## Assigned task
After the line containing "- pressure (GPa): 0.0", write nothing more; before it, reproduce every line of the material below exactly, starting with the first.

## Records provided
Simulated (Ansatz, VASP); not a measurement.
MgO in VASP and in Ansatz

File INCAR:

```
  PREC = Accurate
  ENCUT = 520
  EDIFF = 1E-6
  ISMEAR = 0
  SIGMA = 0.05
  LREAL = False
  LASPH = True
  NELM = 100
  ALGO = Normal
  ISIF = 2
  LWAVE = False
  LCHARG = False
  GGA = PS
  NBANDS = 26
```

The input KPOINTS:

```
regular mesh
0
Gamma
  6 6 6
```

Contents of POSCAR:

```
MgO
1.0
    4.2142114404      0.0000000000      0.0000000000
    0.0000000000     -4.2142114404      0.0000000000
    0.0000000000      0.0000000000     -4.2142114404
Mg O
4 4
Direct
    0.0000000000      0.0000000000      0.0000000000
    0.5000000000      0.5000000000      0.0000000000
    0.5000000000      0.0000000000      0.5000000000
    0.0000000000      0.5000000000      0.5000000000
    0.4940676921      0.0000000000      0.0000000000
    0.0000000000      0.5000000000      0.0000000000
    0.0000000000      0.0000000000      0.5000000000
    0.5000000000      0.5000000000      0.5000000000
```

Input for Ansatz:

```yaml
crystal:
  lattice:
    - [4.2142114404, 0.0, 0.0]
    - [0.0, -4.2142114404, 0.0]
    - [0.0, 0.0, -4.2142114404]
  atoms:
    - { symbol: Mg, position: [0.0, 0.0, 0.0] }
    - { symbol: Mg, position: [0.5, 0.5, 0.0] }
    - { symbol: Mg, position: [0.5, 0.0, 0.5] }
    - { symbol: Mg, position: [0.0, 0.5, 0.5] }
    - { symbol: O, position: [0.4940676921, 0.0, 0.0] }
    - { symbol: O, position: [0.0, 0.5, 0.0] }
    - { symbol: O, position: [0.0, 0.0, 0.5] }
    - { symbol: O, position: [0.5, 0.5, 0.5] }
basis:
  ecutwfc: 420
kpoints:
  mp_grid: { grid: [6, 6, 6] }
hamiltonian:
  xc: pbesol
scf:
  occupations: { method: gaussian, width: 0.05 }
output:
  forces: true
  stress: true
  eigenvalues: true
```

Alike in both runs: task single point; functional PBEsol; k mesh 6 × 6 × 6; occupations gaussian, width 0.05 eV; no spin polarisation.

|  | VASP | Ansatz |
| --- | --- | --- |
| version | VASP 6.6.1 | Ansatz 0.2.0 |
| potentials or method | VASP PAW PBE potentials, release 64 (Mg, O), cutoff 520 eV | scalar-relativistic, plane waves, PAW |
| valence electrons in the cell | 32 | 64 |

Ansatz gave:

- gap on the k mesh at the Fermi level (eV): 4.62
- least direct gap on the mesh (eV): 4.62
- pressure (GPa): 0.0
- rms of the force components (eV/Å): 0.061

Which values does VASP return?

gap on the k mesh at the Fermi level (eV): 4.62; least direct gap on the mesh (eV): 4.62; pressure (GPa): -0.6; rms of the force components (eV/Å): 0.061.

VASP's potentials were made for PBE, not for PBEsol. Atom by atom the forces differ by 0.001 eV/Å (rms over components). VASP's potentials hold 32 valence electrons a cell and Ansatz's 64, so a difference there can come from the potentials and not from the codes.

## Exercise output
Simulated (Ansatz, VASP); not a measurement.
MgO in VASP and in Ansatz

File INCAR:

```
  PREC = Accurate
  ENCUT = 520
  EDIFF = 1E-6
  ISMEAR = 0
  SIGMA = 0.05
  LREAL = False
  LASPH = True
  NELM = 100
  ALGO = Normal
  ISIF = 2
  LWAVE = False
  LCHARG = False
  GGA = PS
  NBANDS = 26
```

The input KPOINTS:

```
regular mesh
0
Gamma
  6 6 6
```

Contents of POSCAR:

```
MgO
1.0
    4.2142114404      0.0000000000      0.0000000000
    0.0000000000     -4.2142114404      0.0000000000
    0.0000000000      0.0000000000     -4.2142114404
Mg O
4 4
Direct
    0.0000000000      0.0000000000      0.0000000000
    0.5000000000      0.5000000000      0.0000000000
    0.5000000000      0.0000000000      0.5000000000
    0.0000000000      0.5000000000      0.5000000000
    0.4940676921      0.0000000000      0.0000000000
    0.0000000000      0.5000000000      0.0000000000
    0.0000000000      0.0000000000      0.5000000000
    0.5000000000      0.5000000000      0.5000000000
```

Input for Ansatz:

```yaml
crystal:
  lattice:
    - [4.2142114404, 0.0, 0.0]
    - [0.0, -4.2142114404, 0.0]
    - [0.0, 0.0, -4.2142114404]
  atoms:
    - { symbol: Mg, position: [0.0, 0.0, 0.0] }
    - { symbol: Mg, position: [0.5, 0.5, 0.0] }
    - { symbol: Mg, position: [0.5, 0.0, 0.5] }
    - { symbol: Mg, position: [0.0, 0.5, 0.5] }
    - { symbol: O, position: [0.4940676921, 0.0, 0.0] }
    - { symbol: O, position: [0.0, 0.5, 0.0] }
    - { symbol: O, position: [0.0, 0.0, 0.5] }
    - { symbol: O, position: [0.5, 0.5, 0.5] }
basis:
  ecutwfc: 420
kpoints:
  mp_grid: { grid: [6, 6, 6] }
hamiltonian:
  xc: pbesol
scf:
  occupations: { method: gaussian, width: 0.05 }
output:
  forces: true
  stress: true
  eigenvalues: true
```

Alike in both runs: task single point; functional PBEsol; k mesh 6 × 6 × 6; occupations gaussian, width 0.05 eV; no spin polarisation.

|  | VASP | Ansatz |
| --- | --- | --- |
| version | VASP 6.6.1 | Ansatz 0.2.0 |
| potentials or method | VASP PAW PBE potentials, release 64 (Mg, O), cutoff 520 eV | scalar-relativistic, plane waves, PAW |
| valence electrons in the cell | 32 | 64 |

Ansatz gave:

- gap on the k mesh at the Fermi level (eV): 4.62
- least direct gap on the mesh (eV): 4.62
- pressure (GPa): 0.0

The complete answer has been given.